* [Task item]:
From the first line to the last, reproduce the records exactly.

******
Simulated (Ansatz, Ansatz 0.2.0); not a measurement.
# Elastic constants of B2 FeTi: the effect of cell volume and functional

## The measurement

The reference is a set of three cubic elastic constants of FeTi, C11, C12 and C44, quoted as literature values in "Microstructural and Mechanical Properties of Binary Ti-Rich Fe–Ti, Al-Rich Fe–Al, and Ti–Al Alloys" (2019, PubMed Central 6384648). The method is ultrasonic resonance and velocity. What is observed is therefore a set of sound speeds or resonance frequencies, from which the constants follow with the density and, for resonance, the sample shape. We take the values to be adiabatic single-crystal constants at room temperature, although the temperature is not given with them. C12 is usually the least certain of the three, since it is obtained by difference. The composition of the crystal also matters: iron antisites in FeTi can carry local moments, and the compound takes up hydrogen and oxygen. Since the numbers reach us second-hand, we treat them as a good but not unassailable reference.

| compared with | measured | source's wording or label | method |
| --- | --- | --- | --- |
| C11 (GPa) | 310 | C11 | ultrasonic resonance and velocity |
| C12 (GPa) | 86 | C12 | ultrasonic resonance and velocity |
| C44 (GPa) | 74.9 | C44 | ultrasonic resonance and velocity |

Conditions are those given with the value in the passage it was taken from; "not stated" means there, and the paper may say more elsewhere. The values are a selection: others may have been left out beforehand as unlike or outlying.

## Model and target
******

* [Problem solution]:
Simulated (Ansatz, Ansatz 0.2.0); not a measurement.
# Elastic constants of B2 FeTi: the effect of cell volume and functional

## The measurement

The reference is a set of three cubic elastic constants of FeTi, C11, C12 and C44, quoted as literature values in "Microstructural and Mechanical Properties of Binary Ti-Rich Fe–Ti, Al-Rich Fe–Al, and Ti–Al Alloys" (2019, PubMed Central 6384648). The method is ultrasonic resonance and velocity. What is observed is therefore a set of sound speeds or resonance frequencies, from which the constants follow with the density and, for resonance, the sample shape. We take the values to be adiabatic single-crystal constants at room temperature, although the temperature is not given with them. C12 is usually the least certain of the three, since it is obtained by difference. The composition of the crystal also matters: iron antisites in FeTi can carry local moments, and the compound takes up hydrogen and oxygen. Since the numbers reach us second-hand, we treat them as a good but not unassailable reference.

| compared with | measured | source's wording or label | method |
| --- | --- | --- | --- |
| C11 (GPa) | 310 | C11 | ultrasonic resonance and velocity |
| C12 (GPa) | 86 | C12 | ultrasonic resonance and velocity |
| C44 (GPa) | 74.9 | C44 | ultrasonic resonance and velocity |

Conditions are those given with the value in the passage it was taken from; "not stated" means there, and the paper may say more elsewhere. The values are a selection: others may have been left out beforehand as unlike or outlying.

## Model and target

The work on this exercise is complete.